+ + + + +

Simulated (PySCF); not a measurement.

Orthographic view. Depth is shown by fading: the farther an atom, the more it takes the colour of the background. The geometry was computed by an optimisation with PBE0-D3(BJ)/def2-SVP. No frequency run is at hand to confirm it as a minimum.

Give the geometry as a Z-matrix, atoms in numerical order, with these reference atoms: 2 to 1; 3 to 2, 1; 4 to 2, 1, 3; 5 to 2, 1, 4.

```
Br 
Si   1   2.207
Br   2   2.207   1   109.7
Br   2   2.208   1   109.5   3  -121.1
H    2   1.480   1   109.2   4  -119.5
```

+ + + + +

Work item: Please reply with an exact copy of the lines above, starting at the first and ending at the line that holds "Orthographic view. Depth".

Written reply:
Simulated (PySCF); not a measurement.

Orthographic view. Depth is shown by fading: the farther an atom, the more it takes the colour of the background. The geometry was computed by an optimisation with PBE0-D3(BJ)/def2-SVP. No frequency run is at hand to confirm it as a minimum.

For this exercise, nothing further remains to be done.